Copy out the first line of the listing and every line after it, exactly, until you have copied the line containing "(1) Predict the band gap on the k mesh.".

● Exercise data:

====

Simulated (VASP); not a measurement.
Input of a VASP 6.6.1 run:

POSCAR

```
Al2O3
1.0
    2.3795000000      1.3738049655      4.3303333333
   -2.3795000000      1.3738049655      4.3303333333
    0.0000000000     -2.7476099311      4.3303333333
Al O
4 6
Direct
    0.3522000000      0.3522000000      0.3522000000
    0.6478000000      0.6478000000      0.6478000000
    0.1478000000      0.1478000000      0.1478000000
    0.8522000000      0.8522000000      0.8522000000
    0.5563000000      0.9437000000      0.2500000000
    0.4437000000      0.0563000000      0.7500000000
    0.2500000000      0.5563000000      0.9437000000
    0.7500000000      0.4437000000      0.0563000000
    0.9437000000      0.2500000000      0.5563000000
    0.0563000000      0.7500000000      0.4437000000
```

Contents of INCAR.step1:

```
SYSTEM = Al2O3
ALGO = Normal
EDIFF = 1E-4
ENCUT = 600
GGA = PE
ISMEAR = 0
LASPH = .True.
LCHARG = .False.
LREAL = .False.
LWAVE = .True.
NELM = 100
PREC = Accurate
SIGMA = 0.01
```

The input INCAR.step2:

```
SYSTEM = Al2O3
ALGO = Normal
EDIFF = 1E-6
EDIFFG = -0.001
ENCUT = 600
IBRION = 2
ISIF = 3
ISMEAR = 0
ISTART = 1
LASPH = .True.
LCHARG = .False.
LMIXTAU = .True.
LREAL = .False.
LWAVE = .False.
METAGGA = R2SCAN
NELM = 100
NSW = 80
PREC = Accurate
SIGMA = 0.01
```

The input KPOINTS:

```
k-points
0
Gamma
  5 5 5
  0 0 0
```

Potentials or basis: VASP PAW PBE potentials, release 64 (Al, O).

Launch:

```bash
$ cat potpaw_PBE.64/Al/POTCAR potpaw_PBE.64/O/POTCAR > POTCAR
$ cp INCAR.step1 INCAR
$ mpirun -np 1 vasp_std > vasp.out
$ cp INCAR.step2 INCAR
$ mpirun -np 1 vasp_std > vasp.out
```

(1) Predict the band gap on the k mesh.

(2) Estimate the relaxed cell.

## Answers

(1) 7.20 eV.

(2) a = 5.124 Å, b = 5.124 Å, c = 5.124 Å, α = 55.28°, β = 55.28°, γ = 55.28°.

====

● Answer box:
Simulated (VASP); not a measurement.
Input of a VASP 6.6.1 run:

POSCAR

```
Al2O3
1.0
    2.3795000000      1.3738049655      4.3303333333
   -2.3795000000      1.3738049655      4.3303333333
    0.0000000000     -2.7476099311      4.3303333333
Al O
4 6
Direct
    0.3522000000      0.3522000000      0.3522000000
    0.6478000000      0.6478000000      0.6478000000
    0.1478000000      0.1478000000      0.1478000000
    0.8522000000      0.8522000000      0.8522000000
    0.5563000000      0.9437000000      0.2500000000
    0.4437000000      0.0563000000      0.7500000000
    0.2500000000      0.5563000000      0.9437000000
    0.7500000000      0.4437000000      0.0563000000
    0.9437000000      0.2500000000      0.5563000000
    0.0563000000      0.7500000000      0.4437000000
```

Contents of INCAR.step1:

```
SYSTEM = Al2O3
ALGO = Normal
EDIFF = 1E-4
ENCUT = 600
GGA = PE
ISMEAR = 0
LASPH = .True.
LCHARG = .False.
LREAL = .False.
LWAVE = .True.
NELM = 100
PREC = Accurate
SIGMA = 0.01
```

The input INCAR.step2:

```
SYSTEM = Al2O3
ALGO = Normal
EDIFF = 1E-6
EDIFFG = -0.001
ENCUT = 600
IBRION = 2
ISIF = 3
ISMEAR = 0
ISTART = 1
LASPH = .True.
LCHARG = .False.
LMIXTAU = .True.
LREAL = .False.
LWAVE = .False.
METAGGA = R2SCAN
NELM = 100
NSW = 80
PREC = Accurate
SIGMA = 0.01
```

The input KPOINTS:

```
k-points
0
Gamma
  5 5 5
  0 0 0
```

Potentials or basis: VASP PAW PBE potentials, release 64 (Al, O).

Launch:

```bash
$ cat potpaw_PBE.64/Al/POTCAR potpaw_PBE.64/O/POTCAR > POTCAR
$ cp INCAR.step1 INCAR
$ mpirun -np 1 vasp_std > vasp.out
$ cp INCAR.step2 INCAR
$ mpirun -np 1 vasp_std > vasp.out
```

(1) Predict the band gap on the k mesh.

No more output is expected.